Assignment =>
Reproduce the top of the data verbatim, through and including the line that contains "Problem. Which values does VASP return?".

Record extracts =>
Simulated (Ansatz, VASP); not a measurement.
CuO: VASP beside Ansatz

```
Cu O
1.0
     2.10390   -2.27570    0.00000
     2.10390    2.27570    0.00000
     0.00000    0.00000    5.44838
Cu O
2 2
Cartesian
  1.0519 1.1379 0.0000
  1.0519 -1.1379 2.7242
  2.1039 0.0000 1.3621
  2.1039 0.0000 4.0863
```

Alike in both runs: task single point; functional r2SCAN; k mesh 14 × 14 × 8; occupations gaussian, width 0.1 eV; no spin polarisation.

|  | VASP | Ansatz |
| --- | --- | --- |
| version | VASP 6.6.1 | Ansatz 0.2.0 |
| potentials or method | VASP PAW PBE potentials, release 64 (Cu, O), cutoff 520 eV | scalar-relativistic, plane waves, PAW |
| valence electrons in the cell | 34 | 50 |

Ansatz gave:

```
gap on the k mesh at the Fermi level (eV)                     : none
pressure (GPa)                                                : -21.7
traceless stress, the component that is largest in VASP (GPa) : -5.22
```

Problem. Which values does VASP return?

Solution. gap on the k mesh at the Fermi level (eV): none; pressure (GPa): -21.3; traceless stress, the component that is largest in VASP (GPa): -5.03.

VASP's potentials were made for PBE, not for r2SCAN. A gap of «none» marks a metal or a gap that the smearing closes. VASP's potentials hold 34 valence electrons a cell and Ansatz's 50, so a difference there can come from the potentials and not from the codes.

Reply =>
Simulated (Ansatz, VASP); not a measurement.
CuO: VASP beside Ansatz

```
Cu O
1.0
     2.10390   -2.27570    0.00000
     2.10390    2.27570    0.00000
     0.00000    0.00000    5.44838
Cu O
2 2
Cartesian
  1.0519 1.1379 0.0000
  1.0519 -1.1379 2.7242
  2.1039 0.0000 1.3621
  2.1039 0.0000 4.0863
```

Alike in both runs: task single point; functional r2SCAN; k mesh 14 × 14 × 8; occupations gaussian, width 0.1 eV; no spin polarisation.

|  | VASP | Ansatz |
| --- | --- | --- |
| version | VASP 6.6.1 | Ansatz 0.2.0 |
| potentials or method | VASP PAW PBE potentials, release 64 (Cu, O), cutoff 520 eV | scalar-relativistic, plane waves, PAW |
| valence electrons in the cell | 34 | 50 |

Ansatz gave:

```
gap on the k mesh at the Fermi level (eV)                     : none
pressure (GPa)                                                : -21.7
traceless stress, the component that is largest in VASP (GPa) : -5.22
```

Problem. Which values does VASP return?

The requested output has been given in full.